--- START ---

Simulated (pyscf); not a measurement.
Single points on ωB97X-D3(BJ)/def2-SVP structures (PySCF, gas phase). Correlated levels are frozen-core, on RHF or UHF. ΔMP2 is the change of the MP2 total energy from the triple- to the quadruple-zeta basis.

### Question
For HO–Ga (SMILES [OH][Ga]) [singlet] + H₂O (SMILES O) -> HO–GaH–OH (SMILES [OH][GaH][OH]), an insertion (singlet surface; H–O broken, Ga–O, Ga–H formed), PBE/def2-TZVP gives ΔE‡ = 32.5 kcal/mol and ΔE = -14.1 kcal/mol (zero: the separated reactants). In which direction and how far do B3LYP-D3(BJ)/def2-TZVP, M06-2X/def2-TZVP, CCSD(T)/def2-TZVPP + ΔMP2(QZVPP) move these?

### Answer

--- END ---

* ACTIVITY: For this exercise, please output exactly the lines above starting at the line with "Single points on" and ending at the line with "For HO–Ga (SMILES", ends included.

* ANSWER SPACE:
Single points on ωB97X-D3(BJ)/def2-SVP structures (PySCF, gas phase). Correlated levels are frozen-core, on RHF or UHF. ΔMP2 is the change of the MP2 total energy from the triple- to the quadruple-zeta basis.

### Question
For HO–Ga (SMILES [OH][Ga]) [singlet] + H₂O (SMILES O) -> HO–GaH–OH (SMILES [OH][GaH][OH]), an insertion (singlet surface; H–O broken, Ga–O, Ga–H formed), PBE/def2-TZVP gives ΔE‡ = 32.5 kcal/mol and ΔE = -14.1 kcal/mol (zero: the separated reactants). In which direction and how far do B3LYP-D3(BJ)/def2-TZVP, M06-2X/def2-TZVP, CCSD(T)/def2-TZVPP + ΔMP2(QZVPP) move these?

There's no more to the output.